* **Action item**:
Up to and including the line containing "B3LYP/6-31G* | [?] |", retype each line of the listing below exactly, beginning with the first.

BEGIN

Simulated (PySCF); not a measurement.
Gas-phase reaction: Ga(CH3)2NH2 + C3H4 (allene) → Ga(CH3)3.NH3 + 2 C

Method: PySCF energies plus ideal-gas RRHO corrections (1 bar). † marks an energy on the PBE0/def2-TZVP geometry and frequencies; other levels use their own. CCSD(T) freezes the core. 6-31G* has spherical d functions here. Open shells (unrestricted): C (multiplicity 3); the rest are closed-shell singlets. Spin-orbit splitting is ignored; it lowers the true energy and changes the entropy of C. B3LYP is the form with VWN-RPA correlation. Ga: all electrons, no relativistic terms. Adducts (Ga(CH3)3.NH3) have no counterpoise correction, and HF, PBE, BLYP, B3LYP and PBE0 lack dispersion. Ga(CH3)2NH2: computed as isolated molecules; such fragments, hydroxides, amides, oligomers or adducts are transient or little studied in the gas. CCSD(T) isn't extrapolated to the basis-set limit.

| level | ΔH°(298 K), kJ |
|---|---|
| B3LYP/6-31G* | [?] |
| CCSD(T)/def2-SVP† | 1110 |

END

* **Reply**:
Simulated (PySCF); not a measurement.
Gas-phase reaction: Ga(CH3)2NH2 + C3H4 (allene) → Ga(CH3)3.NH3 + 2 C

Method: PySCF energies plus ideal-gas RRHO corrections (1 bar). † marks an energy on the PBE0/def2-TZVP geometry and frequencies; other levels use their own. CCSD(T) freezes the core. 6-31G* has spherical d functions here. Open shells (unrestricted): C (multiplicity 3); the rest are closed-shell singlets. Spin-orbit splitting is ignored; it lowers the true energy and changes the entropy of C. B3LYP is the form with VWN-RPA correlation. Ga: all electrons, no relativistic terms. Adducts (Ga(CH3)3.NH3) have no counterpoise correction, and HF, PBE, BLYP, B3LYP and PBE0 lack dispersion. Ga(CH3)2NH2: computed as isolated molecules; such fragments, hydroxides, amides, oligomers or adducts are transient or little studied in the gas. CCSD(T) isn't extrapolated to the basis-set limit.

| level | ΔH°(298 K), kJ |
|---|---|
| B3LYP/6-31G* | [?] |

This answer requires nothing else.